**PROVIDED INFORMATION:**
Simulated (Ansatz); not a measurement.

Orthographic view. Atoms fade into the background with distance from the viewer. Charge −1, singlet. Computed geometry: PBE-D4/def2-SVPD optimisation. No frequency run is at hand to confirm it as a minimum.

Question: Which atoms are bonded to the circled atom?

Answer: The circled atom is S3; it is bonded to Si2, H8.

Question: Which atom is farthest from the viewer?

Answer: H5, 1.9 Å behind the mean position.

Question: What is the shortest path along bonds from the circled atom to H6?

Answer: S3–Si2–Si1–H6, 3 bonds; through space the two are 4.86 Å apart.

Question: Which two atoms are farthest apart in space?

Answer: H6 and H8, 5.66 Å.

**ACTION ITEM:** Write out word for word only the lines from the start of the entries down to the line with "Question: Which two", please, including both ends.

**REPLY:**
Simulated (Ansatz); not a measurement.

Orthographic view. Atoms fade into the background with distance from the viewer. Charge −1, singlet. Computed geometry: PBE-D4/def2-SVPD optimisation. No frequency run is at hand to confirm it as a minimum.

Question: Which atoms are bonded to the circled atom?

Answer: The circled atom is S3; it is bonded to Si2, H8.

Question: Which atom is farthest from the viewer?

Answer: H5, 1.9 Å behind the mean position.

Question: What is the shortest path along bonds from the circled atom to H6?

Answer: S3–Si2–Si1–H6, 3 bonds; through space the two are 4.86 Å apart.

Question: Which two atoms are farthest apart in space?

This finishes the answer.